# Material provided
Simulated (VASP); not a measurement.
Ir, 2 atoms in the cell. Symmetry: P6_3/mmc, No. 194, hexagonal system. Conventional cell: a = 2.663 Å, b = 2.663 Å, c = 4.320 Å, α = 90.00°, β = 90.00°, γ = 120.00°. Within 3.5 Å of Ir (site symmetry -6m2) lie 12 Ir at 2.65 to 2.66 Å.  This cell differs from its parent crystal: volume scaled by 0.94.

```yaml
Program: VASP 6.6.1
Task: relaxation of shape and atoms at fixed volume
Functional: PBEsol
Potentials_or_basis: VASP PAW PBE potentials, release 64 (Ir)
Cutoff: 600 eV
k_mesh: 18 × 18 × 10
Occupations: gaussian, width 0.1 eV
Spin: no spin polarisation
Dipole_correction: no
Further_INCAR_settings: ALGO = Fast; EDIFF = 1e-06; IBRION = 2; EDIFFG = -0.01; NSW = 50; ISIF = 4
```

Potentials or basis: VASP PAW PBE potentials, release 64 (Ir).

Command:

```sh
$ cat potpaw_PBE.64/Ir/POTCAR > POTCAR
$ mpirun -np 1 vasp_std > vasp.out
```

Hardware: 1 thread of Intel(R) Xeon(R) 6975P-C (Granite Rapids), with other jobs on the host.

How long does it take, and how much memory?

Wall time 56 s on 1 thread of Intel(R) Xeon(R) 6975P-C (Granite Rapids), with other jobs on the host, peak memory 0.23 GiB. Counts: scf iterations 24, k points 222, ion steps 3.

# Exercise
Nothing but the lines from the first line of the listing above through the line holding "Hardware: 1 thread" should be reproduced, and each must match exactly.

# Answer space
Simulated (VASP); not a measurement.
Ir, 2 atoms in the cell. Symmetry: P6_3/mmc, No. 194, hexagonal system. Conventional cell: a = 2.663 Å, b = 2.663 Å, c = 4.320 Å, α = 90.00°, β = 90.00°, γ = 120.00°. Within 3.5 Å of Ir (site symmetry -6m2) lie 12 Ir at 2.65 to 2.66 Å.  This cell differs from its parent crystal: volume scaled by 0.94.

```yaml
Program: VASP 6.6.1
Task: relaxation of shape and atoms at fixed volume
Functional: PBEsol
Potentials_or_basis: VASP PAW PBE potentials, release 64 (Ir)
Cutoff: 600 eV
k_mesh: 18 × 18 × 10
Occupations: gaussian, width 0.1 eV
Spin: no spin polarisation
Dipole_correction: no
Further_INCAR_settings: ALGO = Fast; EDIFF = 1e-06; IBRION = 2; EDIFFG = -0.01; NSW = 50; ISIF = 4
```

Potentials or basis: VASP PAW PBE potentials, release 64 (Ir).

Command:

```sh
$ cat potpaw_PBE.64/Ir/POTCAR > POTCAR
$ mpirun -np 1 vasp_std > vasp.out
```

Hardware: 1 thread of Intel(R) Xeon(R) 6975P-C (Granite Rapids), with other jobs on the host.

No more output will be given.